- [Information provided]:
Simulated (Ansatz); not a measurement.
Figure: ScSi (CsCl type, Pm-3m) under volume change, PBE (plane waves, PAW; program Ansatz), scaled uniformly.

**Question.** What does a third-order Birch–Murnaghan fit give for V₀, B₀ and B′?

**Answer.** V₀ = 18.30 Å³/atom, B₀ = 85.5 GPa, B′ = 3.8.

- [Action item]: The answer must be the full listing, written out word for word.

- [Answer space]:
Simulated (Ansatz); not a measurement.
Figure: ScSi (CsCl type, Pm-3m) under volume change, PBE (plane waves, PAW; program Ansatz), scaled uniformly.

**Question.** What does a third-order Birch–Murnaghan fit give for V₀, B₀ and B′?

**Answer.** V₀ = 18.30 Å³/atom, B₀ = 85.5 GPa, B′ = 3.8.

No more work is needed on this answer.